# Work request
Everything in the listing should be restated word for word.

##### Recorded information
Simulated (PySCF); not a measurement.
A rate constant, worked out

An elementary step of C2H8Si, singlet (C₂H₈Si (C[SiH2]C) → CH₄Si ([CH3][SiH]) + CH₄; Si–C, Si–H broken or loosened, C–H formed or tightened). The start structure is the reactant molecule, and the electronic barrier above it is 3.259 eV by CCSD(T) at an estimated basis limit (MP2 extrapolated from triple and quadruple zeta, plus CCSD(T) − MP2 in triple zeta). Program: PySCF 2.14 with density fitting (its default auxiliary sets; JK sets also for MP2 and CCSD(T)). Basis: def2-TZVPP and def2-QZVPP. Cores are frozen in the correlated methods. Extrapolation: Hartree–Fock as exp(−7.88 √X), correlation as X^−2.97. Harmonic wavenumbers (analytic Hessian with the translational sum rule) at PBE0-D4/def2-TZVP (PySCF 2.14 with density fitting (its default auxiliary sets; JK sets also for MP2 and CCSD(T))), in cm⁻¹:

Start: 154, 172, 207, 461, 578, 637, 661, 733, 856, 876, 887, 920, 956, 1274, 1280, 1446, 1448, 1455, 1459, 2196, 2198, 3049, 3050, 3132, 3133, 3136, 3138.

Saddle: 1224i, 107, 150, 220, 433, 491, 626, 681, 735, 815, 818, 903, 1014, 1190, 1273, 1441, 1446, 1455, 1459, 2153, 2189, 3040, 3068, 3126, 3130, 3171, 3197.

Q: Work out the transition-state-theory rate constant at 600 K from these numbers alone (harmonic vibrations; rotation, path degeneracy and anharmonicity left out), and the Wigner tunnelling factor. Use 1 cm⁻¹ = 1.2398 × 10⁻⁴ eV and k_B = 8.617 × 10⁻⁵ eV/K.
##########

# Problem solution
Simulated (PySCF); not a measurement.
A rate constant, worked out

An elementary step of C2H8Si, singlet (C₂H₈Si (C[SiH2]C) → CH₄Si ([CH3][SiH]) + CH₄; Si–C, Si–H broken or loosened, C–H formed or tightened). The start structure is the reactant molecule, and the electronic barrier above it is 3.259 eV by CCSD(T) at an estimated basis limit (MP2 extrapolated from triple and quadruple zeta, plus CCSD(T) − MP2 in triple zeta). Program: PySCF 2.14 with density fitting (its default auxiliary sets; JK sets also for MP2 and CCSD(T)). Basis: def2-TZVPP and def2-QZVPP. Cores are frozen in the correlated methods. Extrapolation: Hartree–Fock as exp(−7.88 √X), correlation as X^−2.97. Harmonic wavenumbers (analytic Hessian with the translational sum rule) at PBE0-D4/def2-TZVP (PySCF 2.14 with density fitting (its default auxiliary sets; JK sets also for MP2 and CCSD(T))), in cm⁻¹:

Start: 154, 172, 207, 461, 578, 637, 661, 733, 856, 876, 887, 920, 956, 1274, 1280, 1446, 1448, 1455, 1459, 2196, 2198, 3049, 3050, 3132, 3133, 3136, 3138.

Saddle: 1224i, 107, 150, 220, 433, 491, 626, 681, 735, 815, 818, 903, 1014, 1190, 1273, 1441, 1446, 1455, 1459, 2153, 2189, 3040, 3068, 3126, 3130, 3171, 3197.

Q: Work out the transition-state-theory rate constant at 600 K from these numbers alone (harmonic vibrations; rotation, path degeneracy and anharmonicity left out), and the Wigner tunnelling factor. Use 1 cm⁻¹ = 1.2398 × 10⁻⁴ eV and k_B = 8.617 × 10⁻⁵ eV/K.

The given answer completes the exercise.